*** Block opens ***
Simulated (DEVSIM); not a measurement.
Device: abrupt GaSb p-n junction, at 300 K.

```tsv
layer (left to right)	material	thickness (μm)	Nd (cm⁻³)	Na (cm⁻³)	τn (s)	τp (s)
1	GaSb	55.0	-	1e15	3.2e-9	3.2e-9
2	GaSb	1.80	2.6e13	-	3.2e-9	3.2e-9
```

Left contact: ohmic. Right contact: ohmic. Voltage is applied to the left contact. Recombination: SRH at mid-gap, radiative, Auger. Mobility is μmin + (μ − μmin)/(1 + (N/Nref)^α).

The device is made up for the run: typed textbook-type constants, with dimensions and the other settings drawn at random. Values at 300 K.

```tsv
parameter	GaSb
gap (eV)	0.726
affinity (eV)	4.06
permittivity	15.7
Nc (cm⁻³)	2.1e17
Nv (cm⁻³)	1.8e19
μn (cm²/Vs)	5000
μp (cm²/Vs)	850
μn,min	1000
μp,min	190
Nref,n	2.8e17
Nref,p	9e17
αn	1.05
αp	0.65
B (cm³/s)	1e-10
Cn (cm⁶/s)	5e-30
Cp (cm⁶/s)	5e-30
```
*** Block closes ***

**Requirement**
An exact copy of every entry is the expected result.

**Answer box**
Simulated (DEVSIM); not a measurement.
Device: abrupt GaSb p-n junction, at 300 K.

```tsv
layer (left to right)	material	thickness (μm)	Nd (cm⁻³)	Na (cm⁻³)	τn (s)	τp (s)
1	GaSb	55.0	-	1e15	3.2e-9	3.2e-9
2	GaSb	1.80	2.6e13	-	3.2e-9	3.2e-9
```

Left contact: ohmic. Right contact: ohmic. Voltage is applied to the left contact. Recombination: SRH at mid-gap, radiative, Auger. Mobility is μmin + (μ − μmin)/(1 + (N/Nref)^α).

The device is made up for the run: typed textbook-type constants, with dimensions and the other settings drawn at random. Values at 300 K.

```tsv
parameter	GaSb
gap (eV)	0.726
affinity (eV)	4.06
permittivity	15.7
Nc (cm⁻³)	2.1e17
Nv (cm⁻³)	1.8e19
μn (cm²/Vs)	5000
μp (cm²/Vs)	850
μn,min	1000
μp,min	190
Nref,n	2.8e17
Nref,p	9e17
αn	1.05
αp	0.65
B (cm³/s)	1e-10
Cn (cm⁶/s)	5e-30
Cp (cm⁶/s)	5e-30
```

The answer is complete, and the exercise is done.